> [BRIEF]
For this exercise, reproduce the entries below exactly, but only from the line containing "a saddle point**" through the line containing "Q: Which contacts", both included.

> [DATASET CONTENT]
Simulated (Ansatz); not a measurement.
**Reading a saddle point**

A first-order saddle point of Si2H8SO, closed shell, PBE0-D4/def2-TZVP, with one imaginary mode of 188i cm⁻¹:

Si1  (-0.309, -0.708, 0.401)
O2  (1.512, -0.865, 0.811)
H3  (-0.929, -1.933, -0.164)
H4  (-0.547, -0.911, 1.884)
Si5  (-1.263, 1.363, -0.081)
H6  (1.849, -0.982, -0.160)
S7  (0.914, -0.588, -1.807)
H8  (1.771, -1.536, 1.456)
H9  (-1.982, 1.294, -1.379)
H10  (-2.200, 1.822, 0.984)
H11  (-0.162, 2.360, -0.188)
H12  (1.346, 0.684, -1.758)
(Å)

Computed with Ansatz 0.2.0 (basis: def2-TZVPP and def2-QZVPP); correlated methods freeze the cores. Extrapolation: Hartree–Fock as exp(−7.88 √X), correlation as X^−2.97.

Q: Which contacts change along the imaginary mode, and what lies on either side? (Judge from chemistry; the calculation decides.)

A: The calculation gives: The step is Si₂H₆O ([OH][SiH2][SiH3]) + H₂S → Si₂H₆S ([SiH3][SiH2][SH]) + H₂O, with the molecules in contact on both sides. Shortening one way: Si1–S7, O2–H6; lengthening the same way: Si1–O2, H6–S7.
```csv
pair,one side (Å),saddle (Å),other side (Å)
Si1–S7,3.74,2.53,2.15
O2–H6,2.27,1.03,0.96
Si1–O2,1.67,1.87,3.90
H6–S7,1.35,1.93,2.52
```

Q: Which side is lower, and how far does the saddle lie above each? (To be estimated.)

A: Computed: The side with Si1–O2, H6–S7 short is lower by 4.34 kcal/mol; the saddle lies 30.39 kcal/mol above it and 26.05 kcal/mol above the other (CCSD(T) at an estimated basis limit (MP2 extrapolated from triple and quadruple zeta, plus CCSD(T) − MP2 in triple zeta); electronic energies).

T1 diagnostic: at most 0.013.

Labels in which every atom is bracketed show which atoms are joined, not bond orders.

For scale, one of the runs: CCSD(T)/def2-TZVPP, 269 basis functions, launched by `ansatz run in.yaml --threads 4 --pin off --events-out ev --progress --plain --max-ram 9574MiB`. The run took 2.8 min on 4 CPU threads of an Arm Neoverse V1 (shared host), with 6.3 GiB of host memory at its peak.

> [TASK RESPONSE]
**Reading a saddle point**

A first-order saddle point of Si2H8SO, closed shell, PBE0-D4/def2-TZVP, with one imaginary mode of 188i cm⁻¹:

Si1  (-0.309, -0.708, 0.401)
O2  (1.512, -0.865, 0.811)
H3  (-0.929, -1.933, -0.164)
H4  (-0.547, -0.911, 1.884)
Si5  (-1.263, 1.363, -0.081)
H6  (1.849, -0.982, -0.160)
S7  (0.914, -0.588, -1.807)
H8  (1.771, -1.536, 1.456)
H9  (-1.982, 1.294, -1.379)
H10  (-2.200, 1.822, 0.984)
H11  (-0.162, 2.360, -0.188)
H12  (1.346, 0.684, -1.758)
(Å)

Computed with Ansatz 0.2.0 (basis: def2-TZVPP and def2-QZVPP); correlated methods freeze the cores. Extrapolation: Hartree–Fock as exp(−7.88 √X), correlation as X^−2.97.

Q: Which contacts change along the imaginary mode, and what lies on either side? (Judge from chemistry; the calculation decides.)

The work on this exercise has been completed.